Using the material below, print the line that contains "- Task: single point", the line that contains "Problem. How long", and every line in between, exactly and nothing else.

:::::
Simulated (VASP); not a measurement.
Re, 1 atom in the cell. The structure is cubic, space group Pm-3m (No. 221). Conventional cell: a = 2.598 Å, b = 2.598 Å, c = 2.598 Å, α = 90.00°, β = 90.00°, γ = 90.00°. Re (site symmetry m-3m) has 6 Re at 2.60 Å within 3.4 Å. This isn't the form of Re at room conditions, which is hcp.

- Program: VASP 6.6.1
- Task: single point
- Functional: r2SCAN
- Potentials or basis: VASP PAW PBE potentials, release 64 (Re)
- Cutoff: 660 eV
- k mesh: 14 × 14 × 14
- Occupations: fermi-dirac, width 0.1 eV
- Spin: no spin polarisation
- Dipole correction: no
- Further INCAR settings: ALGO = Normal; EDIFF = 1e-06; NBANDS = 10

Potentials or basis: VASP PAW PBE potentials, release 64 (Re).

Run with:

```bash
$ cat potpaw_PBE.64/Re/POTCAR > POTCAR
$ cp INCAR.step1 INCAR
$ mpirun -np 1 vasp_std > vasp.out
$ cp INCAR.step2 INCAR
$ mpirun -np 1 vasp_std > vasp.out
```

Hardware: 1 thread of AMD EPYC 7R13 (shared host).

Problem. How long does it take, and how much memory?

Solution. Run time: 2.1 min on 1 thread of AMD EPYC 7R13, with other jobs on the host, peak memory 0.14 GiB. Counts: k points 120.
:::::

▶ [Answer area]
- Task: single point
- Functional: r2SCAN
- Potentials or basis: VASP PAW PBE potentials, release 64 (Re)
- Cutoff: 660 eV
- k mesh: 14 × 14 × 14
- Occupations: fermi-dirac, width 0.1 eV
- Spin: no spin polarisation
- Dipole correction: no
- Further INCAR settings: ALGO = Normal; EDIFF = 1e-06; NBANDS = 10

Potentials or basis: VASP PAW PBE potentials, release 64 (Re).

Run with:

```bash
$ cat potpaw_PBE.64/Re/POTCAR > POTCAR
$ cp INCAR.step1 INCAR
$ mpirun -np 1 vasp_std > vasp.out
$ cp INCAR.step2 INCAR
$ mpirun -np 1 vasp_std > vasp.out
```

Hardware: 1 thread of AMD EPYC 7R13 (shared host).

Problem. How long does it take, and how much memory?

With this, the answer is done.